#### [Work request]
The expected output is exactly the lines below, starting at the line with "under 0.01 eV) |" and ending at the line with "Total energies compare", both included; no other line belongs in it.

───

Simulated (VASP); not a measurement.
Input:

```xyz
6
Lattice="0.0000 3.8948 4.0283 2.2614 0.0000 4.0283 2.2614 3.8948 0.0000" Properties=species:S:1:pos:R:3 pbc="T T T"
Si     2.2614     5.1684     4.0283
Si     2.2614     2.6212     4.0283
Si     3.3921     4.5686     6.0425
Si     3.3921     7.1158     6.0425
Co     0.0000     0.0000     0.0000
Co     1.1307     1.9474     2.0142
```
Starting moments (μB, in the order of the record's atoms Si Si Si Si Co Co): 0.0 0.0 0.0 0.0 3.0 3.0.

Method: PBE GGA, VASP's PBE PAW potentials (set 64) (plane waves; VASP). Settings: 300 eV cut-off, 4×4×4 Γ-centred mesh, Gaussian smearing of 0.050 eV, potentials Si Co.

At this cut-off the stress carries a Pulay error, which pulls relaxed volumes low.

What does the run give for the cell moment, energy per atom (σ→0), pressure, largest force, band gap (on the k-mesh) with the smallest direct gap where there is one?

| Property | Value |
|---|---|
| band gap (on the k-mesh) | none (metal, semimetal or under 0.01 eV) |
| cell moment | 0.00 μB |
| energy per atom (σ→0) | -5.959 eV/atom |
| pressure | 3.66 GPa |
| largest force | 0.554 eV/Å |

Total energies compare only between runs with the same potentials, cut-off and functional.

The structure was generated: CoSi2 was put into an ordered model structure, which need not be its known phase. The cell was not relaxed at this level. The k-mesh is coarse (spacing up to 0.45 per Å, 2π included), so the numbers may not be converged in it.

───

#### [Written solution]
| band gap (on the k-mesh) | none (metal, semimetal or under 0.01 eV) |
| cell moment | 0.00 μB |
| energy per atom (σ→0) | -5.959 eV/atom |
| pressure | 3.66 GPa |
| largest force | 0.554 eV/Å |

Total energies compare only between runs with the same potentials, cut-off and functional.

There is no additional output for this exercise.